→ Work instruction:
Below are records; reproduce exactly the lines from the first through the one containing "In so small".

→ Given data:
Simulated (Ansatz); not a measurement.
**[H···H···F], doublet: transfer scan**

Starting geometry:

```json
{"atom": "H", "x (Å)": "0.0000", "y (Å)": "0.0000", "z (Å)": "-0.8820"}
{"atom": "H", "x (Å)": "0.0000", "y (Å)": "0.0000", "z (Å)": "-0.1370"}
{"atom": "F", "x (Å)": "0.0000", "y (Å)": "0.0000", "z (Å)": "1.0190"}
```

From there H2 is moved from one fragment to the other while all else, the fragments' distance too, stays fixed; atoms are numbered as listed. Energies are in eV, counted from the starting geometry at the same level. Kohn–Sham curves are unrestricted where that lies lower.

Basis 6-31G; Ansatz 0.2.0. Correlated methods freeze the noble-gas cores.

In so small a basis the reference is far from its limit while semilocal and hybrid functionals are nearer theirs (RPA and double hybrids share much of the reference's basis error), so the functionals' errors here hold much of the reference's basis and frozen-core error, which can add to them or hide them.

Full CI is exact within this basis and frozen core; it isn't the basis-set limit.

→ Exercise answer:
Simulated (Ansatz); not a measurement.
**[H···H···F], doublet: transfer scan**

Starting geometry:

```json
{"atom": "H", "x (Å)": "0.0000", "y (Å)": "0.0000", "z (Å)": "-0.8820"}
{"atom": "H", "x (Å)": "0.0000", "y (Å)": "0.0000", "z (Å)": "-0.1370"}
{"atom": "F", "x (Å)": "0.0000", "y (Å)": "0.0000", "z (Å)": "1.0190"}
```

From there H2 is moved from one fragment to the other while all else, the fragments' distance too, stays fixed; atoms are numbered as listed. Energies are in eV, counted from the starting geometry at the same level. Kohn–Sham curves are unrestricted where that lies lower.

Basis 6-31G; Ansatz 0.2.0. Correlated methods freeze the noble-gas cores.

In so small a basis the reference is far from its limit while semilocal and hybrid functionals are nearer theirs (RPA and double hybrids share much of the reference's basis error), so the functionals' errors here hold much of the reference's basis and frozen-core error, which can add to them or hide them.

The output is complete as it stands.